WORK TASK – Each record below is to be restated word for word.

=== Section Start ===
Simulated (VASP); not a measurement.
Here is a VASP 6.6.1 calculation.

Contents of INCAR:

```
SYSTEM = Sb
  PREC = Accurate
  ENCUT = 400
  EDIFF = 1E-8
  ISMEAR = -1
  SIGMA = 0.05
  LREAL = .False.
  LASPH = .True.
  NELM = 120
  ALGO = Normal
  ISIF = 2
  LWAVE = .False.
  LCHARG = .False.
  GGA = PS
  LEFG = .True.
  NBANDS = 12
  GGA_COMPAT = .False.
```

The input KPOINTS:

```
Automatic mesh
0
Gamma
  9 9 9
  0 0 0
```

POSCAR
=== Section End ===

EXPECTED ANSWER –
Simulated (VASP); not a measurement.
Here is a VASP 6.6.1 calculation.

Contents of INCAR:

```
SYSTEM = Sb
  PREC = Accurate
  ENCUT = 400
  EDIFF = 1E-8
  ISMEAR = -1
  SIGMA = 0.05
  LREAL = .False.
  LASPH = .True.
  NELM = 120
  ALGO = Normal
  ISIF = 2
  LWAVE = .False.
  LCHARG = .False.
  GGA = PS
  LEFG = .True.
  NBANDS = 12
  GGA_COMPAT = .False.
```

The input KPOINTS:

```
Automatic mesh
0
Gamma
  9 9 9
  0 0 0
```

POSCAR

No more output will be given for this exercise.